**Given information:**
◆ ◆ ◆ ◆

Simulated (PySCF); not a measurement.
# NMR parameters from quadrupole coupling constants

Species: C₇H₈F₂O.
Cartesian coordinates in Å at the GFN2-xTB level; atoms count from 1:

◆ ◆ ◆ ◆

**Activity:** Verbatim and in full, return the listing above.

**Answer section:**
Simulated (PySCF); not a measurement.
# NMR parameters from quadrupole coupling constants

Species: C₇H₈F₂O.
Cartesian coordinates in Å at the GFN2-xTB level; atoms count from 1:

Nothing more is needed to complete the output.